* _Dataset excerpts_
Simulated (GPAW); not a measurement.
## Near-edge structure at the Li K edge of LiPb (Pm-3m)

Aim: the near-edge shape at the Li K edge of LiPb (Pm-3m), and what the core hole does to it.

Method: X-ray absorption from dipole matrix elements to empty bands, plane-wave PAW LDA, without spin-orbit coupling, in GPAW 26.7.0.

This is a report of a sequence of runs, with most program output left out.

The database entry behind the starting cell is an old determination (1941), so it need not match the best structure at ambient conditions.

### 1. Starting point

* _Assigned task_
Write out the records above exactly as given.

* _Task answer_
Simulated (GPAW); not a measurement.
## Near-edge structure at the Li K edge of LiPb (Pm-3m)

Aim: the near-edge shape at the Li K edge of LiPb (Pm-3m), and what the core hole does to it.

Method: X-ray absorption from dipole matrix elements to empty bands, plane-wave PAW LDA, without spin-orbit coupling, in GPAW 26.7.0.

This is a report of a sequence of runs, with most program output left out.

The database entry behind the starting cell is an old determination (1941), so it need not match the best structure at ambient conditions.

### 1. Starting point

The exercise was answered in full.